┄┄┄┄┄┄

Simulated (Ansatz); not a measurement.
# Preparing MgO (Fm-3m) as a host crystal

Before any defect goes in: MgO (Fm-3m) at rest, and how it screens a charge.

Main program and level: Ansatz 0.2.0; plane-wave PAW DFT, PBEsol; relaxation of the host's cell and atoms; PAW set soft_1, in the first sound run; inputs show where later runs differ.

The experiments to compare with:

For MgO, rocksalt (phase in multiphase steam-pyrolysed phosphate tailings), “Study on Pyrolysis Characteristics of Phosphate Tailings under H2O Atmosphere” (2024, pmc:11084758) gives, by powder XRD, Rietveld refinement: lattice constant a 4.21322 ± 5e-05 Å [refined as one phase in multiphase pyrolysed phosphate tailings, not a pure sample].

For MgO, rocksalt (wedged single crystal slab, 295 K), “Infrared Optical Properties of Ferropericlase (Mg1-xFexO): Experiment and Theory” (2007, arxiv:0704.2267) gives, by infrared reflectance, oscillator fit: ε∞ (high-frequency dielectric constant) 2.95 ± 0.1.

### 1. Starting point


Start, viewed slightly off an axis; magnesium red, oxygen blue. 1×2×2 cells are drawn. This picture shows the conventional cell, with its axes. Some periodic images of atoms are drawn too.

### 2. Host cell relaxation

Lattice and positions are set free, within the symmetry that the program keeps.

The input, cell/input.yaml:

┄┄┄┄┄┄

### Work item
From the first line of the material above down to the line with "### 2. Host cell relaxation", output each line exactly; include both of those lines and add no others.

### Expected answer
Simulated (Ansatz); not a measurement.
# Preparing MgO (Fm-3m) as a host crystal

Before any defect goes in: MgO (Fm-3m) at rest, and how it screens a charge.

Main program and level: Ansatz 0.2.0; plane-wave PAW DFT, PBEsol; relaxation of the host's cell and atoms; PAW set soft_1, in the first sound run; inputs show where later runs differ.

The experiments to compare with:

For MgO, rocksalt (phase in multiphase steam-pyrolysed phosphate tailings), “Study on Pyrolysis Characteristics of Phosphate Tailings under H2O Atmosphere” (2024, pmc:11084758) gives, by powder XRD, Rietveld refinement: lattice constant a 4.21322 ± 5e-05 Å [refined as one phase in multiphase pyrolysed phosphate tailings, not a pure sample].

For MgO, rocksalt (wedged single crystal slab, 295 K), “Infrared Optical Properties of Ferropericlase (Mg1-xFexO): Experiment and Theory” (2007, arxiv:0704.2267) gives, by infrared reflectance, oscillator fit: ε∞ (high-frequency dielectric constant) 2.95 ± 0.1.

### 1. Starting point


Start, viewed slightly off an axis; magnesium red, oxygen blue. 1×2×2 cells are drawn. This picture shows the conventional cell, with its axes. Some periodic images of atoms are drawn too.

### 2. Host cell relaxation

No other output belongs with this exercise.